ASSIGNMENT - Quote the material below exactly as written, from the first line to the line that holds "4.46 | -0.8 |", endpoints included.

SUPPLIED MATERIAL -
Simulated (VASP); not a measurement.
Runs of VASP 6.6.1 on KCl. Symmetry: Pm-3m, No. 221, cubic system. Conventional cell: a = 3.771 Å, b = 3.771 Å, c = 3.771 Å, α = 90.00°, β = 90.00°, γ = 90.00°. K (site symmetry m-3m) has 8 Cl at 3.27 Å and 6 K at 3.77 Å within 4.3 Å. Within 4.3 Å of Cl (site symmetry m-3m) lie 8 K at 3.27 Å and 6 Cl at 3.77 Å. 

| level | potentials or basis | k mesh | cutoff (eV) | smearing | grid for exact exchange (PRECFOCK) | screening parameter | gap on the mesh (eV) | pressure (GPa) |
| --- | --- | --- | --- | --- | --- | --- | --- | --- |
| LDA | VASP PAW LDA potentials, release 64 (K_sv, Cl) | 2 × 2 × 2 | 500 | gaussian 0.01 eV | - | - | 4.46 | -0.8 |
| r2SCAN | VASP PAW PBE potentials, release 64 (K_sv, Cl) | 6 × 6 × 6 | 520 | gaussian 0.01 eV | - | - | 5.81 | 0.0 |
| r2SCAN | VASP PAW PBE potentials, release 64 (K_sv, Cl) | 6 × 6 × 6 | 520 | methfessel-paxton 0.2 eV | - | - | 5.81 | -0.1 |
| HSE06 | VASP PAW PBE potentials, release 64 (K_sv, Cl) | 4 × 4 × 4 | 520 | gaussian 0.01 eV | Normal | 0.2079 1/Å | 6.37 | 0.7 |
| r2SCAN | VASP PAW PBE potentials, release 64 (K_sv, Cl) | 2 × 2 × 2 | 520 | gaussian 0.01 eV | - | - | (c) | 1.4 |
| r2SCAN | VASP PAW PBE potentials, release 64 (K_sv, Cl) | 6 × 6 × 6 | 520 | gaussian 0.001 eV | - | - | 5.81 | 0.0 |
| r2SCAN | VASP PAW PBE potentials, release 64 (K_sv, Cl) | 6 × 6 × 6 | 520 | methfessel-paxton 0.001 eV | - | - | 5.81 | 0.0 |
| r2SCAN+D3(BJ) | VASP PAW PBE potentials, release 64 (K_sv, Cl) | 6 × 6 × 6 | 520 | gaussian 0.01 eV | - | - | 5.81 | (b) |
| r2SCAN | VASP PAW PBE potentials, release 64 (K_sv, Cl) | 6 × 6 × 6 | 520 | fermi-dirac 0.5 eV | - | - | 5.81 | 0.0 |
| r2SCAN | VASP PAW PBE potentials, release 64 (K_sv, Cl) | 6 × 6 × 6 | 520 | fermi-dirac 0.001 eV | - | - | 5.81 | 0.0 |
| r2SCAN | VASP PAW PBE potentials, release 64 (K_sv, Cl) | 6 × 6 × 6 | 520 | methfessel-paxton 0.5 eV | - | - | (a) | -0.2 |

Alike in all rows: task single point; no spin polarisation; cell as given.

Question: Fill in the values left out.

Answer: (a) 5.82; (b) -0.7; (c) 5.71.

EXPECTED ANSWER -
Simulated (VASP); not a measurement.
Runs of VASP 6.6.1 on KCl. Symmetry: Pm-3m, No. 221, cubic system. Conventional cell: a = 3.771 Å, b = 3.771 Å, c = 3.771 Å, α = 90.00°, β = 90.00°, γ = 90.00°. K (site symmetry m-3m) has 8 Cl at 3.27 Å and 6 K at 3.77 Å within 4.3 Å. Within 4.3 Å of Cl (site symmetry m-3m) lie 8 K at 3.27 Å and 6 Cl at 3.77 Å. 

| level | potentials or basis | k mesh | cutoff (eV) | smearing | grid for exact exchange (PRECFOCK) | screening parameter | gap on the mesh (eV) | pressure (GPa) |
| --- | --- | --- | --- | --- | --- | --- | --- | --- |
| LDA | VASP PAW LDA potentials, release 64 (K_sv, Cl) | 2 × 2 × 2 | 500 | gaussian 0.01 eV | - | - | 4.46 | -0.8 |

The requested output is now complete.